Work request ->
The full listing, reproduced exactly, is what the response must contain.

Data excerpts ->

*** Begin section ***

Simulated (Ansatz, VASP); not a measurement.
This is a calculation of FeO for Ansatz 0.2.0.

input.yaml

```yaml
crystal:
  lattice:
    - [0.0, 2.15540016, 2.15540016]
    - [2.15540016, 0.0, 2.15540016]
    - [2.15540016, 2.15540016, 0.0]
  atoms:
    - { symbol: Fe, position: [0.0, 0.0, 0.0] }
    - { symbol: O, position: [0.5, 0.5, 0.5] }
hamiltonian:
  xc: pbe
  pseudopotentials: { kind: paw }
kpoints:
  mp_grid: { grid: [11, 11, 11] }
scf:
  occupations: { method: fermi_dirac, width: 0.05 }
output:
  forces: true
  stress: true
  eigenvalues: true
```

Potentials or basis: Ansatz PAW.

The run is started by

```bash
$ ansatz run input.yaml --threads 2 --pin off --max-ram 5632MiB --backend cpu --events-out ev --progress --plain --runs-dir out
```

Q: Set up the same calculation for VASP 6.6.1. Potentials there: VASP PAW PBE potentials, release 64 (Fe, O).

*** End section ***

Response box ->
Simulated (Ansatz, VASP); not a measurement.
This is a calculation of FeO for Ansatz 0.2.0.

input.yaml

```yaml
crystal:
  lattice:
    - [0.0, 2.15540016, 2.15540016]
    - [2.15540016, 0.0, 2.15540016]
    - [2.15540016, 2.15540016, 0.0]
  atoms:
    - { symbol: Fe, position: [0.0, 0.0, 0.0] }
    - { symbol: O, position: [0.5, 0.5, 0.5] }
hamiltonian:
  xc: pbe
  pseudopotentials: { kind: paw }
kpoints:
  mp_grid: { grid: [11, 11, 11] }
scf:
  occupations: { method: fermi_dirac, width: 0.05 }
output:
  forces: true
  stress: true
  eigenvalues: true
```

Potentials or basis: Ansatz PAW.

The run is started by

```bash
$ ansatz run input.yaml --threads 2 --pin off --max-ram 5632MiB --backend cpu --events-out ev --progress --plain --runs-dir out
```

Q: Set up the same calculation for VASP 6.6.1. Potentials there: VASP PAW PBE potentials, release 64 (Fe, O).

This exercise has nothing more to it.